··· Extracted records ···

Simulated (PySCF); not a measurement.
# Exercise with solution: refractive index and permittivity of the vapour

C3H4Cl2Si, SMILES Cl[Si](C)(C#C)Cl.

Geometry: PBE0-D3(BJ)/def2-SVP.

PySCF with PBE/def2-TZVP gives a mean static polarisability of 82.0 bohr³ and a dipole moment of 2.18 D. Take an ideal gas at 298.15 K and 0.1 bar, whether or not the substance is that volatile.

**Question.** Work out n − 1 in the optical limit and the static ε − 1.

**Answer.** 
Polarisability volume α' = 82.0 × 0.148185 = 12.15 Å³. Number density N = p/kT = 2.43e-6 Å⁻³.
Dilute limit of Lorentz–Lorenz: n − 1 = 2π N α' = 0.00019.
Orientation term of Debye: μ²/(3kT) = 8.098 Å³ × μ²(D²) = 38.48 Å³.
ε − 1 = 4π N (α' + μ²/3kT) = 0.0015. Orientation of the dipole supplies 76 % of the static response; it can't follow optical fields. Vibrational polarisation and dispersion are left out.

···

- [Task item] Within the listing above, extract exactly the lines from the line with "Geometry: PBE0-D3(BJ)/def2-SVP." to the line with "Orientation term of", the two named lines included, and no others.

- [Response box]
Geometry: PBE0-D3(BJ)/def2-SVP.

PySCF with PBE/def2-TZVP gives a mean static polarisability of 82.0 bohr³ and a dipole moment of 2.18 D. Take an ideal gas at 298.15 K and 0.1 bar, whether or not the substance is that volatile.

**Question.** Work out n − 1 in the optical limit and the static ε − 1.

**Answer.** 
Polarisability volume α' = 82.0 × 0.148185 = 12.15 Å³. Number density N = p/kT = 2.43e-6 Å⁻³.
Dilute limit of Lorentz–Lorenz: n − 1 = 2π N α' = 0.00019.
Orientation term of Debye: μ²/(3kT) = 8.098 Å³ × μ²(D²) = 38.48 Å³.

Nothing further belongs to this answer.